→ Work task: Write the records out again, exactly as they stand below.

□ □ □ □

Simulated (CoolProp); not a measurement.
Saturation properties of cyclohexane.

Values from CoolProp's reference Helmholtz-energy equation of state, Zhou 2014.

□ □ □ □

→ Written answer:
Simulated (CoolProp); not a measurement.
Saturation properties of cyclohexane.

Values from CoolProp's reference Helmholtz-energy equation of state, Zhou 2014.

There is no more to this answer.